> **Brief**:
Only part of the listing is needed, namely the lines from its start through the line with "A: a = 5.658", and they should be retyped exactly.

*** Material shown Section Begins ***

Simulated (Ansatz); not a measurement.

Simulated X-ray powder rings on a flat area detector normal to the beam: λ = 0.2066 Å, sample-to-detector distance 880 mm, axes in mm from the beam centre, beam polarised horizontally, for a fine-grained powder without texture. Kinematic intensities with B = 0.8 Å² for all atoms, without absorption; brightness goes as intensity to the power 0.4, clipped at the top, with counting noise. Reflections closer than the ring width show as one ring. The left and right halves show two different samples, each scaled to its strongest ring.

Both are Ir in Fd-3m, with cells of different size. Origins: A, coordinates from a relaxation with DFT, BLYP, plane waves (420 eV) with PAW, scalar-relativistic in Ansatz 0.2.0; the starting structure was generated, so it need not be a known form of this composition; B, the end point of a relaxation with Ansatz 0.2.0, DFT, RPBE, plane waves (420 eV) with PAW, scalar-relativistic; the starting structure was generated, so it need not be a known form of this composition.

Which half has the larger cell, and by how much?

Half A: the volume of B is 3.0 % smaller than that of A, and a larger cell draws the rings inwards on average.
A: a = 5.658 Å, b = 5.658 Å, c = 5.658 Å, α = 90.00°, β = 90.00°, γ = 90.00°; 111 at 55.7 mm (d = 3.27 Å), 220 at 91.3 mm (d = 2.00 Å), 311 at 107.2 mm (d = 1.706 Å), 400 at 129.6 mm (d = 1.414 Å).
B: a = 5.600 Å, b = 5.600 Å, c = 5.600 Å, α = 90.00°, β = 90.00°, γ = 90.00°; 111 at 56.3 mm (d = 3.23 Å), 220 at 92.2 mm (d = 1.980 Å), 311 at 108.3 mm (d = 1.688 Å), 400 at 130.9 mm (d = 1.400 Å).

*** Material shown Section Ends ***

> **Written response**:
Simulated (Ansatz); not a measurement.

Simulated X-ray powder rings on a flat area detector normal to the beam: λ = 0.2066 Å, sample-to-detector distance 880 mm, axes in mm from the beam centre, beam polarised horizontally, for a fine-grained powder without texture. Kinematic intensities with B = 0.8 Å² for all atoms, without absorption; brightness goes as intensity to the power 0.4, clipped at the top, with counting noise. Reflections closer than the ring width show as one ring. The left and right halves show two different samples, each scaled to its strongest ring.

Both are Ir in Fd-3m, with cells of different size. Origins: A, coordinates from a relaxation with DFT, BLYP, plane waves (420 eV) with PAW, scalar-relativistic in Ansatz 0.2.0; the starting structure was generated, so it need not be a known form of this composition; B, the end point of a relaxation with Ansatz 0.2.0, DFT, RPBE, plane waves (420 eV) with PAW, scalar-relativistic; the starting structure was generated, so it need not be a known form of this composition.

Which half has the larger cell, and by how much?

Half A: the volume of B is 3.0 % smaller than that of A, and a larger cell draws the rings inwards on average.
A: a = 5.658 Å, b = 5.658 Å, c = 5.658 Å, α = 90.00°, β = 90.00°, γ = 90.00°; 111 at 55.7 mm (d = 3.27 Å), 220 at 91.3 mm (d = 2.00 Å), 311 at 107.2 mm (d = 1.706 Å), 400 at 129.6 mm (d = 1.414 Å).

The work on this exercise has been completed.